[Dataset extract Boundary: Start]

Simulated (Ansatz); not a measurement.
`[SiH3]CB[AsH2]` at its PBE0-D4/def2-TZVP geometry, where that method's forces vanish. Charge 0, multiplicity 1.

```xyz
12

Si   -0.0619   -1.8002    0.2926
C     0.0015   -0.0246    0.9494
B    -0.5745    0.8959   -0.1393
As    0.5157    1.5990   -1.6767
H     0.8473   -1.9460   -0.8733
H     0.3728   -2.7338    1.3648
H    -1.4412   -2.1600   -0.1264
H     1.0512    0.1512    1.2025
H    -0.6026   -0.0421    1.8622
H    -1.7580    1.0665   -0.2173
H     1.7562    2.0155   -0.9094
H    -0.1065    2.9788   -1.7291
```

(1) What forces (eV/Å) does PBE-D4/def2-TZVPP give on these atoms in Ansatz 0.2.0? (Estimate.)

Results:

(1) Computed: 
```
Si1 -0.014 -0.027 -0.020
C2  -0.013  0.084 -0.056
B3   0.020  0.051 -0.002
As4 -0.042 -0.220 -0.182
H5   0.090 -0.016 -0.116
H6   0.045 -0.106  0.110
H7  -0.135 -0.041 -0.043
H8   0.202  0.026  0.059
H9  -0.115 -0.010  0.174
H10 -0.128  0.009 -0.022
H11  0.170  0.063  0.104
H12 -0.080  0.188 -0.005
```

[Dataset extract Boundary: End]

The full set of entries should appear again, unchanged, line by line.

Task solution ▸
Simulated (Ansatz); not a measurement.
`[SiH3]CB[AsH2]` at its PBE0-D4/def2-TZVP geometry, where that method's forces vanish. Charge 0, multiplicity 1.

```xyz
12

Si   -0.0619   -1.8002    0.2926
C     0.0015   -0.0246    0.9494
B    -0.5745    0.8959   -0.1393
As    0.5157    1.5990   -1.6767
H     0.8473   -1.9460   -0.8733
H     0.3728   -2.7338    1.3648
H    -1.4412   -2.1600   -0.1264
H     1.0512    0.1512    1.2025
H    -0.6026   -0.0421    1.8622
H    -1.7580    1.0665   -0.2173
H     1.7562    2.0155   -0.9094
H    -0.1065    2.9788   -1.7291
```

(1) What forces (eV/Å) does PBE-D4/def2-TZVPP give on these atoms in Ansatz 0.2.0? (Estimate.)

Results:

(1) Computed: 
```
Si1 -0.014 -0.027 -0.020
C2  -0.013  0.084 -0.056
B3   0.020  0.051 -0.002
As4 -0.042 -0.220 -0.182
H5   0.090 -0.016 -0.116
H6   0.045 -0.106  0.110
H7  -0.135 -0.041 -0.043
H8   0.202  0.026  0.059
H9  -0.115 -0.010  0.174
H10 -0.128  0.009 -0.022
H11  0.170  0.063  0.104
H12 -0.080  0.188 -0.005
```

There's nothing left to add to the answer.